#### [Information shown]
------------------------

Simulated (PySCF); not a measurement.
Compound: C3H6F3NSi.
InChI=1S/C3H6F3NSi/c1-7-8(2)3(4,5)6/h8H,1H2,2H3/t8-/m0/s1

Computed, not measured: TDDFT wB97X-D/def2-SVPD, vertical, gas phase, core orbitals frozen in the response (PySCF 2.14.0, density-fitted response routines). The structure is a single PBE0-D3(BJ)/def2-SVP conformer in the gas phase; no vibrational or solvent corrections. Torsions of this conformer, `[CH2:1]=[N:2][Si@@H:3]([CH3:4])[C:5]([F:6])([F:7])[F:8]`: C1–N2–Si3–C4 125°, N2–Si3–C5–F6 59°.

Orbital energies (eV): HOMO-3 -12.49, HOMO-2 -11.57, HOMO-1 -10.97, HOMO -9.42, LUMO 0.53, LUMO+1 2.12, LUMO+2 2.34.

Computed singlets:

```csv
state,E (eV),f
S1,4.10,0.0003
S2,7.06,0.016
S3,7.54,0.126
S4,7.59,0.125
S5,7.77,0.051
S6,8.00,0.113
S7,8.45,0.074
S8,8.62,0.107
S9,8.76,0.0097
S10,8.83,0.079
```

------------------------

The answer is every entry, copied word for word.

#### [Reply]
Simulated (PySCF); not a measurement.
Compound: C3H6F3NSi.
InChI=1S/C3H6F3NSi/c1-7-8(2)3(4,5)6/h8H,1H2,2H3/t8-/m0/s1

Computed, not measured: TDDFT wB97X-D/def2-SVPD, vertical, gas phase, core orbitals frozen in the response (PySCF 2.14.0, density-fitted response routines). The structure is a single PBE0-D3(BJ)/def2-SVP conformer in the gas phase; no vibrational or solvent corrections. Torsions of this conformer, `[CH2:1]=[N:2][Si@@H:3]([CH3:4])[C:5]([F:6])([F:7])[F:8]`: C1–N2–Si3–C4 125°, N2–Si3–C5–F6 59°.

Orbital energies (eV): HOMO-3 -12.49, HOMO-2 -11.57, HOMO-1 -10.97, HOMO -9.42, LUMO 0.53, LUMO+1 2.12, LUMO+2 2.34.

Computed singlets:

```csv
state,E (eV),f
S1,4.10,0.0003
S2,7.06,0.016
S3,7.54,0.126
S4,7.59,0.125
S5,7.77,0.051
S6,8.00,0.113
S7,8.45,0.074
S8,8.62,0.107
S9,8.76,0.0097
S10,8.83,0.079
```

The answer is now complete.